* WORK ITEM *
Word for word, set down the entries that follow.

==== ENTRIES PROVIDED
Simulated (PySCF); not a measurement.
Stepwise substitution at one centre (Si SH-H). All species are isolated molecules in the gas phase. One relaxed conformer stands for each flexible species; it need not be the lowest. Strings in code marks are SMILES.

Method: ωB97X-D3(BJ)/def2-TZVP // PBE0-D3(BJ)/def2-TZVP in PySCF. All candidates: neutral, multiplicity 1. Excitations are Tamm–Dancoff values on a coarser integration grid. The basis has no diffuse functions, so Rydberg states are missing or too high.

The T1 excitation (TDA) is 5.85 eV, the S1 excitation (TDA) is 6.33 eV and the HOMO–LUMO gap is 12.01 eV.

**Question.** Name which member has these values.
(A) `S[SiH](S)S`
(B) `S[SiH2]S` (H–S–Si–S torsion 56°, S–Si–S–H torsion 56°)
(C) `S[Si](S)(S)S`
========

* EXERCISE ANSWER *
Simulated (PySCF); not a measurement.
Stepwise substitution at one centre (Si SH-H). All species are isolated molecules in the gas phase. One relaxed conformer stands for each flexible species; it need not be the lowest. Strings in code marks are SMILES.

Method: ωB97X-D3(BJ)/def2-TZVP // PBE0-D3(BJ)/def2-TZVP in PySCF. All candidates: neutral, multiplicity 1. Excitations are Tamm–Dancoff values on a coarser integration grid. The basis has no diffuse functions, so Rydberg states are missing or too high.

The T1 excitation (TDA) is 5.85 eV, the S1 excitation (TDA) is 6.33 eV and the HOMO–LUMO gap is 12.01 eV.

**Question.** Name which member has these values.
(A) `S[SiH](S)S`
(B) `S[SiH2]S` (H–S–Si–S torsion 56°, S–Si–S–H torsion 56°)
(C) `S[Si](S)(S)S`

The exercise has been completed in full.